Requirement:
Copy out the first line of the listing and every line after it, exactly, until you have copied the line containing "- HOMO–LUMO gap: 11.02 eV".

Excerpted records:
※

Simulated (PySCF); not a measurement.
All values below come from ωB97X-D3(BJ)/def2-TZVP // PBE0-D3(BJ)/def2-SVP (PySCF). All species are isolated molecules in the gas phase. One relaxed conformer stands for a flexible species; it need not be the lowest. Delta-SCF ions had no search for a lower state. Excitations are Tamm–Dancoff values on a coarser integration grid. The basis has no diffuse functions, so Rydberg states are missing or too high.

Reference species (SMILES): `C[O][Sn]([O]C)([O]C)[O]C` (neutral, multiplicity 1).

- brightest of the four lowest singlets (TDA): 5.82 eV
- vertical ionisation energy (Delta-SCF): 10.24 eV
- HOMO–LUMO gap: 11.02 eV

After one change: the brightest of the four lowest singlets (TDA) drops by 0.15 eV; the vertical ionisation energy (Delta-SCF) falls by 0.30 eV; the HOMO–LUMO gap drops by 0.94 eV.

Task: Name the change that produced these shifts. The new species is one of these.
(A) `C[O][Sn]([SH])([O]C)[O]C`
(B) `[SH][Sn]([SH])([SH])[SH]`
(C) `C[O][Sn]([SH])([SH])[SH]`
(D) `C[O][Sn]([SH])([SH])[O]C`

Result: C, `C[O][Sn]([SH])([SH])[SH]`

※

Expected answer:
Simulated (PySCF); not a measurement.
All values below come from ωB97X-D3(BJ)/def2-TZVP // PBE0-D3(BJ)/def2-SVP (PySCF). All species are isolated molecules in the gas phase. One relaxed conformer stands for a flexible species; it need not be the lowest. Delta-SCF ions had no search for a lower state. Excitations are Tamm–Dancoff values on a coarser integration grid. The basis has no diffuse functions, so Rydberg states are missing or too high.

Reference species (SMILES): `C[O][Sn]([O]C)([O]C)[O]C` (neutral, multiplicity 1).

- brightest of the four lowest singlets (TDA): 5.82 eV
- vertical ionisation energy (Delta-SCF): 10.24 eV
- HOMO–LUMO gap: 11.02 eV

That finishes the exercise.